PROVIDED DATA: Begin

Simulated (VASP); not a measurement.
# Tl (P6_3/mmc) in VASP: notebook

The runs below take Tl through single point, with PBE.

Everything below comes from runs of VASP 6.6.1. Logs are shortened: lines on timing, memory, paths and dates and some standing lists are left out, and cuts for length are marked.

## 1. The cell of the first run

PROVIDED DATA: End

ASSIGNMENT: From the first line to the last, return the data exactly.

TASK RESULT:
Simulated (VASP); not a measurement.
# Tl (P6_3/mmc) in VASP: notebook

The runs below take Tl through single point, with PBE.

Everything below comes from runs of VASP 6.6.1. Logs are shortened: lines on timing, memory, paths and dates and some standing lists are left out, and cuts for length are marked.

## 1. The cell of the first run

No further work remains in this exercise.